__REQUIRED ACTION__.
Reproduce the listing below exactly, from its first line down to and including the line with "(hydrogens: H2 on Br1)".

__DATASET EXTRACT__.
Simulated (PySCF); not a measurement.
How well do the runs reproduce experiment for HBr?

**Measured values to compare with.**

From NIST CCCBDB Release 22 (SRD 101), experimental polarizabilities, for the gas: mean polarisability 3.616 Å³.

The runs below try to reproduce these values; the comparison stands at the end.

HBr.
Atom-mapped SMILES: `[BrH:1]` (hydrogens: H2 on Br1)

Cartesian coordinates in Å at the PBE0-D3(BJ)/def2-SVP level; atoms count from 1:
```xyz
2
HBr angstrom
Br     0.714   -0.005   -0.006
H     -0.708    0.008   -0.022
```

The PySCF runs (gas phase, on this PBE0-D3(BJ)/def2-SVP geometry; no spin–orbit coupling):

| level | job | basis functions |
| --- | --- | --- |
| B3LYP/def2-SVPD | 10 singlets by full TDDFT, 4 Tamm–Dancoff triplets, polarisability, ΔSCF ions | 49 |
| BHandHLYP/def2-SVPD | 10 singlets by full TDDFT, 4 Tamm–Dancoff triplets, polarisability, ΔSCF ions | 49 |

__YOUR RESPONSE__.
Simulated (PySCF); not a measurement.
How well do the runs reproduce experiment for HBr?

**Measured values to compare with.**

From NIST CCCBDB Release 22 (SRD 101), experimental polarizabilities, for the gas: mean polarisability 3.616 Å³.

The runs below try to reproduce these values; the comparison stands at the end.

HBr.
Atom-mapped SMILES: `[BrH:1]` (hydrogens: H2 on Br1)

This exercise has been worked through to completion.